### Records supplied
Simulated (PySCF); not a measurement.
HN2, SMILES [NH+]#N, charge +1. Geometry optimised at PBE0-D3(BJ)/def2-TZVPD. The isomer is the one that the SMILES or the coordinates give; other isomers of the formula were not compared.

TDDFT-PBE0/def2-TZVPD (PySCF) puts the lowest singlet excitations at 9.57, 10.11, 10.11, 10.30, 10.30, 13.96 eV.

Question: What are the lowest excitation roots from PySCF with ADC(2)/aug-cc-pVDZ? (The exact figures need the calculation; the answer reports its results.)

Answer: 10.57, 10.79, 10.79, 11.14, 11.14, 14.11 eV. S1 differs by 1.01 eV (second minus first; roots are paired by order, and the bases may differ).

### Work request
The full material above needs to be returned unaltered.

### Written response
Simulated (PySCF); not a measurement.
HN2, SMILES [NH+]#N, charge +1. Geometry optimised at PBE0-D3(BJ)/def2-TZVPD. The isomer is the one that the SMILES or the coordinates give; other isomers of the formula were not compared.

TDDFT-PBE0/def2-TZVPD (PySCF) puts the lowest singlet excitations at 9.57, 10.11, 10.11, 10.30, 10.30, 13.96 eV.

Question: What are the lowest excitation roots from PySCF with ADC(2)/aug-cc-pVDZ? (The exact figures need the calculation; the answer reports its results.)

Answer: 10.57, 10.79, 10.79, 11.14, 11.14, 14.11 eV. S1 differs by 1.01 eV (second minus first; roots are paired by order, and the bases may differ).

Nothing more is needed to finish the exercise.